__Given records__:
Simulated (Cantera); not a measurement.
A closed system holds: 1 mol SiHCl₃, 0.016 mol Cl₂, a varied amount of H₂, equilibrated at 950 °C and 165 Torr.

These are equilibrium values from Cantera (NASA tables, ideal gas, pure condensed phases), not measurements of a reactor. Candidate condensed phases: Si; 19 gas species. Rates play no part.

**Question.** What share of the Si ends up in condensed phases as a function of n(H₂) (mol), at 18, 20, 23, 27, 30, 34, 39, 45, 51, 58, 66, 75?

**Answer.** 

__Work instruction__: Look above and return each line of the records exactly, from the very first through the line with "A closed system", both included.

__Problem solution__:
Simulated (Cantera); not a measurement.
A closed system holds: 1 mol SiHCl₃, 0.016 mol Cl₂, a varied amount of H₂, equilibrated at 950 °C and 165 Torr.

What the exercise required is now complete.